**Work order**
Among the entries below, one line contains "Wanted: a single-point" and another contains "MP2/cc-pVDZ (run 1)**". Transcribe those two lines and every line between them, exactly.

━━━ Given data

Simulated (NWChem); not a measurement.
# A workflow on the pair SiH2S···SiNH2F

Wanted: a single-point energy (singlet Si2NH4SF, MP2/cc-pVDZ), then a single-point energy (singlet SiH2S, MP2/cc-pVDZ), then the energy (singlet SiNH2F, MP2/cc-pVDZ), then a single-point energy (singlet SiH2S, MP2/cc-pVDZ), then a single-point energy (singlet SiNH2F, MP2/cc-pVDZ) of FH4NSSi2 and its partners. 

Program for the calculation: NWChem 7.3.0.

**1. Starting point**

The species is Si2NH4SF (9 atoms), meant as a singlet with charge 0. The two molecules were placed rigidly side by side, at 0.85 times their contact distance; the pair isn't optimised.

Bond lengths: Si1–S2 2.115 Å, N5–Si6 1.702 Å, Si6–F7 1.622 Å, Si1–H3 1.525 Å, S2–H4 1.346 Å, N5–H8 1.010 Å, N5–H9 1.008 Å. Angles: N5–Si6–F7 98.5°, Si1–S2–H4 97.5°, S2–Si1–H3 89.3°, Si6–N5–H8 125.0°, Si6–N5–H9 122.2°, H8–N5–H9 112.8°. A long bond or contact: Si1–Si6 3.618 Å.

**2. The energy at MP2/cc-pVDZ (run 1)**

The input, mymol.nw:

━━━━━━

**Exercise output**
Wanted: a single-point energy (singlet Si2NH4SF, MP2/cc-pVDZ), then a single-point energy (singlet SiH2S, MP2/cc-pVDZ), then the energy (singlet SiNH2F, MP2/cc-pVDZ), then a single-point energy (singlet SiH2S, MP2/cc-pVDZ), then a single-point energy (singlet SiNH2F, MP2/cc-pVDZ) of FH4NSSi2 and its partners. 

Program for the calculation: NWChem 7.3.0.

**1. Starting point**

The species is Si2NH4SF (9 atoms), meant as a singlet with charge 0. The two molecules were placed rigidly side by side, at 0.85 times their contact distance; the pair isn't optimised.

Bond lengths: Si1–S2 2.115 Å, N5–Si6 1.702 Å, Si6–F7 1.622 Å, Si1–H3 1.525 Å, S2–H4 1.346 Å, N5–H8 1.010 Å, N5–H9 1.008 Å. Angles: N5–Si6–F7 98.5°, Si1–S2–H4 97.5°, S2–Si1–H3 89.3°, Si6–N5–H8 125.0°, Si6–N5–H9 122.2°, H8–N5–H9 112.8°. A long bond or contact: Si1–Si6 3.618 Å.

**2. The energy at MP2/cc-pVDZ (run 1)**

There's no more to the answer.